(Records supplied Opens)
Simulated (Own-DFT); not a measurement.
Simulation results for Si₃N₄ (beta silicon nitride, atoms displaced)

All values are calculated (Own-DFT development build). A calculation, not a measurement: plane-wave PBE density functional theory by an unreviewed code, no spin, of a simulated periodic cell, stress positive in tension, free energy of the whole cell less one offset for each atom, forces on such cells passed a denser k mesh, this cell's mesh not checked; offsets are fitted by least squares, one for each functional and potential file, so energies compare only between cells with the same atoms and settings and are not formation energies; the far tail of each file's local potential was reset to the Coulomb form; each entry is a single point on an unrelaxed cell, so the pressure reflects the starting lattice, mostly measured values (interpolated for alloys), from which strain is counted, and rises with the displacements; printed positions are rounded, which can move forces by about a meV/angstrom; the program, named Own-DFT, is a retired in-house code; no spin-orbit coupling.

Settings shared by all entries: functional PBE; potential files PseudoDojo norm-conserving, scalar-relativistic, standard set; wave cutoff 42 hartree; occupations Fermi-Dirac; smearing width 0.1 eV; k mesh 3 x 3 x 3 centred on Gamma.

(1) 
(Records supplied Closes)

*Work instruction*
Line by line, retype all of the entries.

*Response area*
Simulated (Own-DFT); not a measurement.
Simulation results for Si₃N₄ (beta silicon nitride, atoms displaced)

All values are calculated (Own-DFT development build). A calculation, not a measurement: plane-wave PBE density functional theory by an unreviewed code, no spin, of a simulated periodic cell, stress positive in tension, free energy of the whole cell less one offset for each atom, forces on such cells passed a denser k mesh, this cell's mesh not checked; offsets are fitted by least squares, one for each functional and potential file, so energies compare only between cells with the same atoms and settings and are not formation energies; the far tail of each file's local potential was reset to the Coulomb form; each entry is a single point on an unrelaxed cell, so the pressure reflects the starting lattice, mostly measured values (interpolated for alloys), from which strain is counted, and rises with the displacements; printed positions are rounded, which can move forces by about a meV/angstrom; the program, named Own-DFT, is a retired in-house code; no spin-orbit coupling.

Settings shared by all entries: functional PBE; potential files PseudoDojo norm-conserving, scalar-relativistic, standard set; wave cutoff 42 hartree; occupations Fermi-Dirac; smearing width 0.1 eV; k mesh 3 x 3 x 3 centred on Gamma.

(1) 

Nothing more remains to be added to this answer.